══ Information shown

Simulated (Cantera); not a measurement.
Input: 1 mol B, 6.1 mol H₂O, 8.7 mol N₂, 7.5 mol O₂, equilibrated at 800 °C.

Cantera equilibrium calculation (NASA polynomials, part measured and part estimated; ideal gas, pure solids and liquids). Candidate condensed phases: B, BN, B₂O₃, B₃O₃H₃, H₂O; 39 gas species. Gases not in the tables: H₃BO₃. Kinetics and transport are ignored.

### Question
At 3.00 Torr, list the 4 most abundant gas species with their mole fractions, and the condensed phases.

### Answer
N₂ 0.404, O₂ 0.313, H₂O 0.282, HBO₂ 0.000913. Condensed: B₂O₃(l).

════

## Action item
In the entries above, one line contains "Cantera equilibrium calculation" and another contains "### Question". Reproduce exactly those two lines and the lines between them, nothing else.

## Task output
Cantera equilibrium calculation (NASA polynomials, part measured and part estimated; ideal gas, pure solids and liquids). Candidate condensed phases: B, BN, B₂O₃, B₃O₃H₃, H₂O; 39 gas species. Gases not in the tables: H₃BO₃. Kinetics and transport are ignored.

### Question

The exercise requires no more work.